__Required action__: Give again, word for word, each line below starting at the one that contains "- Starting moments: [2.74, 0.0] μB" and ending at the one that contains "volume (Å³) |".

______

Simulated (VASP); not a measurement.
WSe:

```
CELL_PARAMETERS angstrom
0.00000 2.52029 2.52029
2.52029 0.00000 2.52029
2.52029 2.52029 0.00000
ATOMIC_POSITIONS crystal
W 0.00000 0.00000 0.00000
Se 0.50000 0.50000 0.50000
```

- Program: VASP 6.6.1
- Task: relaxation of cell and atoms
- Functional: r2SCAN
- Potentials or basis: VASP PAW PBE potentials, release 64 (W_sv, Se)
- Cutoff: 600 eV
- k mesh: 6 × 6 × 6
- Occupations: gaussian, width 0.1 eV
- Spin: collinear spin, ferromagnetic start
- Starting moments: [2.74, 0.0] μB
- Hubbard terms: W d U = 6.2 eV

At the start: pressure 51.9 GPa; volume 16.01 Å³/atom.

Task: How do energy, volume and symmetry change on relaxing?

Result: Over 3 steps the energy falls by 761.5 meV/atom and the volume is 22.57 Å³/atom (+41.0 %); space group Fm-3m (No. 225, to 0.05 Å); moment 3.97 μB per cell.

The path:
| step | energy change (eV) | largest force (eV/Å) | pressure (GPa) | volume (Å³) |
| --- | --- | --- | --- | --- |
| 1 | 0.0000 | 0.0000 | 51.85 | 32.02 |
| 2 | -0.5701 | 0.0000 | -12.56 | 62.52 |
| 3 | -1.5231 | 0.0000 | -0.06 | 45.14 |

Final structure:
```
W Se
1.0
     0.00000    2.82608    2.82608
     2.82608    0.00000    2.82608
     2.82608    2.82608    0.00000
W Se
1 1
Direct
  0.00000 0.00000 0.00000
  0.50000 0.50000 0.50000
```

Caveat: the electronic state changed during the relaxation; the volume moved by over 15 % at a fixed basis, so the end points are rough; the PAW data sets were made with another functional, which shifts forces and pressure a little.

______

__Exercise answer__:
- Starting moments: [2.74, 0.0] μB
- Hubbard terms: W d U = 6.2 eV

At the start: pressure 51.9 GPa; volume 16.01 Å³/atom.

Task: How do energy, volume and symmetry change on relaxing?

Result: Over 3 steps the energy falls by 761.5 meV/atom and the volume is 22.57 Å³/atom (+41.0 %); space group Fm-3m (No. 225, to 0.05 Å); moment 3.97 μB per cell.

The path:
| step | energy change (eV) | largest force (eV/Å) | pressure (GPa) | volume (Å³) |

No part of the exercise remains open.